BRIEF
Once the line containing "Cantera equilibrium calculation" has been printed, stop; print every line before it exactly, starting at the top of the material below.

DATA SHOWN
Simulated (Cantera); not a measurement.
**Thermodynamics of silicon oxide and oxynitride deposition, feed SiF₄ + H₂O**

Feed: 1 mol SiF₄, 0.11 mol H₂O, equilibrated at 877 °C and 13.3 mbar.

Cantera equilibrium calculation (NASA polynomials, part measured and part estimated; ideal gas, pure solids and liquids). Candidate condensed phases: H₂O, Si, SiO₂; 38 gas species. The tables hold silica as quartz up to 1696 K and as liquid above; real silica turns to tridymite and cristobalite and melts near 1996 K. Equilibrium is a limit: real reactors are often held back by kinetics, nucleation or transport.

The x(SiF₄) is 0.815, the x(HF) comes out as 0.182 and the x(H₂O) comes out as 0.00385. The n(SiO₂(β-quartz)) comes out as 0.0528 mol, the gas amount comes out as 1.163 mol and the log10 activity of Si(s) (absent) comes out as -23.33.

ANSWER SPACE
Simulated (Cantera); not a measurement.
**Thermodynamics of silicon oxide and oxynitride deposition, feed SiF₄ + H₂O**

Feed: 1 mol SiF₄, 0.11 mol H₂O, equilibrated at 877 °C and 13.3 mbar.

Cantera equilibrium calculation (NASA polynomials, part measured and part estimated; ideal gas, pure solids and liquids). Candidate condensed phases: H₂O, Si, SiO₂; 38 gas species. The tables hold silica as quartz up to 1696 K and as liquid above; real silica turns to tridymite and cristobalite and melts near 1996 K. Equilibrium is a limit: real reactors are often held back by kinetics, nucleation or transport.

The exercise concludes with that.